**Work instruction:** Give back exactly the lines of the material below that start at the line containing "# C₃H₇F₃GeO: magnetic properties" and end at the line containing "## (2) Magnetic properties: GIAO PBE/pcSseg-1", and no others.

Provided data Start Marker
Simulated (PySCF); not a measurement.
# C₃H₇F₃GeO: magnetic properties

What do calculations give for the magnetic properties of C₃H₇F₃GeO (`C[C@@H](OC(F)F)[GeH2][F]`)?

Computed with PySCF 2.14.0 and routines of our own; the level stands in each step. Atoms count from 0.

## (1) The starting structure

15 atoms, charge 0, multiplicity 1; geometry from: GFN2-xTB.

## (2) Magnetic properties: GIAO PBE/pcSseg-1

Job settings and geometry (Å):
Provided data End Marker

**Exercise solution:**
# C₃H₇F₃GeO: magnetic properties

What do calculations give for the magnetic properties of C₃H₇F₃GeO (`C[C@@H](OC(F)F)[GeH2][F]`)?

Computed with PySCF 2.14.0 and routines of our own; the level stands in each step. Atoms count from 0.

## (1) The starting structure

15 atoms, charge 0, multiplicity 1; geometry from: GFN2-xTB.

## (2) Magnetic properties: GIAO PBE/pcSseg-1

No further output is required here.